*** Opening Listed entries ***

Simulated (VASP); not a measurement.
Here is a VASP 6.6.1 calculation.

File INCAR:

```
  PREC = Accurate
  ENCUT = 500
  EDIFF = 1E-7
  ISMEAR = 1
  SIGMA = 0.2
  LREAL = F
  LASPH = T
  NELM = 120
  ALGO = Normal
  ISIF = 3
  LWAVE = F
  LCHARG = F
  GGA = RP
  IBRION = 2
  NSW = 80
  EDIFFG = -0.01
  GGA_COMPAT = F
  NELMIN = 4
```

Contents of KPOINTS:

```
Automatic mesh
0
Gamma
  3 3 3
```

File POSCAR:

*** Closing Listed entries ***

Required action> Print each record again. Nothing may be left out.

Written solution>
Simulated (VASP); not a measurement.
Here is a VASP 6.6.1 calculation.

File INCAR:

```
  PREC = Accurate
  ENCUT = 500
  EDIFF = 1E-7
  ISMEAR = 1
  SIGMA = 0.2
  LREAL = F
  LASPH = T
  NELM = 120
  ALGO = Normal
  ISIF = 3
  LWAVE = F
  LCHARG = F
  GGA = RP
  IBRION = 2
  NSW = 80
  EDIFFG = -0.01
  GGA_COMPAT = F
  NELMIN = 4
```

Contents of KPOINTS:

```
Automatic mesh
0
Gamma
  3 3 3
```

File POSCAR:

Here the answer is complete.